**Required action:** In the listing below, every entry should be duplicated exactly.

=== Begin Enclosure ===

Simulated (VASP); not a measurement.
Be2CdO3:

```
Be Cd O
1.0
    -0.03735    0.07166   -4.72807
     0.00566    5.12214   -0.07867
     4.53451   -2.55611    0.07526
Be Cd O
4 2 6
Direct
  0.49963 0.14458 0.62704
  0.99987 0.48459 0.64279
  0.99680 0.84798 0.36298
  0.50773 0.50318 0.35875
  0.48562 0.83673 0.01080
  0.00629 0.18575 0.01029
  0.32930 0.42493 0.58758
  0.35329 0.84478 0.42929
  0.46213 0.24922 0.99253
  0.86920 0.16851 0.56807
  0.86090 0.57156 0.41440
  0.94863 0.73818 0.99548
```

=== End Enclosure ===

**Answer space:**
Simulated (VASP); not a measurement.
Be2CdO3:

```
Be Cd O
1.0
    -0.03735    0.07166   -4.72807
     0.00566    5.12214   -0.07867
     4.53451   -2.55611    0.07526
Be Cd O
4 2 6
Direct
  0.49963 0.14458 0.62704
  0.99987 0.48459 0.64279
  0.99680 0.84798 0.36298
  0.50773 0.50318 0.35875
  0.48562 0.83673 0.01080
  0.00629 0.18575 0.01029
  0.32930 0.42493 0.58758
  0.35329 0.84478 0.42929
  0.46213 0.24922 0.99253
  0.86920 0.16851 0.56807
  0.86090 0.57156 0.41440
  0.94863 0.73818 0.99548
```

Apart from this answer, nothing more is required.